WORK TASK: Once you have read the records below, restate them word for word.

INFORMATION:
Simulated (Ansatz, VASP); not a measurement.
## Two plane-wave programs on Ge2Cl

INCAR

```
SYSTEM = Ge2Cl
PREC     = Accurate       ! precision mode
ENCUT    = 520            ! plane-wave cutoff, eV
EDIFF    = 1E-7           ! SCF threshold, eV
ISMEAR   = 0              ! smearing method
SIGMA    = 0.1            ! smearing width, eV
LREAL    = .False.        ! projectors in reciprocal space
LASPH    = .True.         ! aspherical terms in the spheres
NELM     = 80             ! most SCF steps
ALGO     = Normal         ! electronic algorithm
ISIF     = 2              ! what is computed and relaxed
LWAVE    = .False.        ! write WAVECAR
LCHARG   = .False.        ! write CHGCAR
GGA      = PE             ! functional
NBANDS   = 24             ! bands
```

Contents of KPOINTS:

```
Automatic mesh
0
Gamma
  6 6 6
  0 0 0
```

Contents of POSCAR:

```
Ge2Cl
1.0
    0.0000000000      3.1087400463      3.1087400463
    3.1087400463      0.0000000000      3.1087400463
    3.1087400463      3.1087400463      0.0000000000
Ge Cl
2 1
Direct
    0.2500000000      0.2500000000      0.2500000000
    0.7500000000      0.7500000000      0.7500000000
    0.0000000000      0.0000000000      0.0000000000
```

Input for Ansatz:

ANSWER SPACE:
Simulated (Ansatz, VASP); not a measurement.
## Two plane-wave programs on Ge2Cl

INCAR

```
SYSTEM = Ge2Cl
PREC     = Accurate       ! precision mode
ENCUT    = 520            ! plane-wave cutoff, eV
EDIFF    = 1E-7           ! SCF threshold, eV
ISMEAR   = 0              ! smearing method
SIGMA    = 0.1            ! smearing width, eV
LREAL    = .False.        ! projectors in reciprocal space
LASPH    = .True.         ! aspherical terms in the spheres
NELM     = 80             ! most SCF steps
ALGO     = Normal         ! electronic algorithm
ISIF     = 2              ! what is computed and relaxed
LWAVE    = .False.        ! write WAVECAR
LCHARG   = .False.        ! write CHGCAR
GGA      = PE             ! functional
NBANDS   = 24             ! bands
```

Contents of KPOINTS:

```
Automatic mesh
0
Gamma
  6 6 6
  0 0 0
```

Contents of POSCAR:

```
Ge2Cl
1.0
    0.0000000000      3.1087400463      3.1087400463
    3.1087400463      0.0000000000      3.1087400463
    3.1087400463      3.1087400463      0.0000000000
Ge Cl
2 1
Direct
    0.2500000000      0.2500000000      0.2500000000
    0.7500000000      0.7500000000      0.7500000000
    0.0000000000      0.0000000000      0.0000000000
```

Input for Ansatz:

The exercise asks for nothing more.